Dataset content:
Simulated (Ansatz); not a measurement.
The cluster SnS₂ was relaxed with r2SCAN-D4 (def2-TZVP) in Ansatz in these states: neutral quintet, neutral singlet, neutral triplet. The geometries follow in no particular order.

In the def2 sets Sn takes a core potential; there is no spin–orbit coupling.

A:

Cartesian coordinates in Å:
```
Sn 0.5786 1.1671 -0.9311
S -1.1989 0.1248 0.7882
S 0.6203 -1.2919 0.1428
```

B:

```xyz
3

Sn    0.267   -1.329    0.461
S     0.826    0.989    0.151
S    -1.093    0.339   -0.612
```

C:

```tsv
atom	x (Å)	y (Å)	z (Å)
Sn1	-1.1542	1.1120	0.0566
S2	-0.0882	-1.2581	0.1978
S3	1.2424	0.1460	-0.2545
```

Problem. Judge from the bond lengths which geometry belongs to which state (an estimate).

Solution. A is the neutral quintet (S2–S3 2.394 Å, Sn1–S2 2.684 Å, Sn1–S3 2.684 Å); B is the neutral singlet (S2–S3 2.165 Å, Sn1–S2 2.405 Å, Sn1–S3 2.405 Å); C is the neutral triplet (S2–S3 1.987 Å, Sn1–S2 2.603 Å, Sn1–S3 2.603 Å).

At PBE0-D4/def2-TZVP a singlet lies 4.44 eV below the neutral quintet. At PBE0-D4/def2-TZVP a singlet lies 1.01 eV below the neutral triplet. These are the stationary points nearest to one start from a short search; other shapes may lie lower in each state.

Activity: Set down verbatim only the lines between the start of the data above and the line with "Solution. A is", both boundaries included.

Answer section:
Simulated (Ansatz); not a measurement.
The cluster SnS₂ was relaxed with r2SCAN-D4 (def2-TZVP) in Ansatz in these states: neutral quintet, neutral singlet, neutral triplet. The geometries follow in no particular order.

In the def2 sets Sn takes a core potential; there is no spin–orbit coupling.

A:

Cartesian coordinates in Å:
```
Sn 0.5786 1.1671 -0.9311
S -1.1989 0.1248 0.7882
S 0.6203 -1.2919 0.1428
```

B:

```xyz
3

Sn    0.267   -1.329    0.461
S     0.826    0.989    0.151
S    -1.093    0.339   -0.612
```

C:

```tsv
atom	x (Å)	y (Å)	z (Å)
Sn1	-1.1542	1.1120	0.0566
S2	-0.0882	-1.2581	0.1978
S3	1.2424	0.1460	-0.2545
```

Problem. Judge from the bond lengths which geometry belongs to which state (an estimate).

Solution. A is the neutral quintet (S2–S3 2.394 Å, Sn1–S2 2.684 Å, Sn1–S3 2.684 Å); B is the neutral singlet (S2–S3 2.165 Å, Sn1–S2 2.405 Å, Sn1–S3 2.405 Å); C is the neutral triplet (S2–S3 1.987 Å, Sn1–S2 2.603 Å, Sn1–S3 2.603 Å).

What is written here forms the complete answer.